*Required action*. The entries below need to be transcribed verbatim.

^^^^^^^^^^^^^^^^
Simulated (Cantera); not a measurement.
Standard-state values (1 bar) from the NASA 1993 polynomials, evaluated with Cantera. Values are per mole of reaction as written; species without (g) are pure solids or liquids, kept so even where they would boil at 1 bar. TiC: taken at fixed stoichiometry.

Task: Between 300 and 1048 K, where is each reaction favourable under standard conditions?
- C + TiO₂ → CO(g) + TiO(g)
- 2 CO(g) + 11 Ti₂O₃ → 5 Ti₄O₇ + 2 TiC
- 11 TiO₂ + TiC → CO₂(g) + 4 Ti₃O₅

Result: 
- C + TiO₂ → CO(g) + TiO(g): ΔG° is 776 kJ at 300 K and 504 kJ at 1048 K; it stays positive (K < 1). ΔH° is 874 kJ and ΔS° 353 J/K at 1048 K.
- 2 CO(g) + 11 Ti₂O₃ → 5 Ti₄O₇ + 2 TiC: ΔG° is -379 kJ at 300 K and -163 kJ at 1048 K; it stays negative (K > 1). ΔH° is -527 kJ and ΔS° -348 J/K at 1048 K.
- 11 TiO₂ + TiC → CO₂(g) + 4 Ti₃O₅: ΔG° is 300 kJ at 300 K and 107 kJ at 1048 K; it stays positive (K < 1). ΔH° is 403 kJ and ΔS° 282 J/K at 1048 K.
^^^^^^^^^^^^^^^^

*Written response*.
Simulated (Cantera); not a measurement.
Standard-state values (1 bar) from the NASA 1993 polynomials, evaluated with Cantera. Values are per mole of reaction as written; species without (g) are pure solids or liquids, kept so even where they would boil at 1 bar. TiC: taken at fixed stoichiometry.

Task: Between 300 and 1048 K, where is each reaction favourable under standard conditions?
- C + TiO₂ → CO(g) + TiO(g)
- 2 CO(g) + 11 Ti₂O₃ → 5 Ti₄O₇ + 2 TiC
- 11 TiO₂ + TiC → CO₂(g) + 4 Ti₃O₅

Result: 
- C + TiO₂ → CO(g) + TiO(g): ΔG° is 776 kJ at 300 K and 504 kJ at 1048 K; it stays positive (K < 1). ΔH° is 874 kJ and ΔS° 353 J/K at 1048 K.
- 2 CO(g) + 11 Ti₂O₃ → 5 Ti₄O₇ + 2 TiC: ΔG° is -379 kJ at 300 K and -163 kJ at 1048 K; it stays negative (K > 1). ΔH° is -527 kJ and ΔS° -348 J/K at 1048 K.
- 11 TiO₂ + TiC → CO₂(g) + 4 Ti₃O₅: ΔG° is 300 kJ at 300 K and 107 kJ at 1048 K; it stays positive (K < 1). ΔH° is 403 kJ and ΔS° 282 J/K at 1048 K.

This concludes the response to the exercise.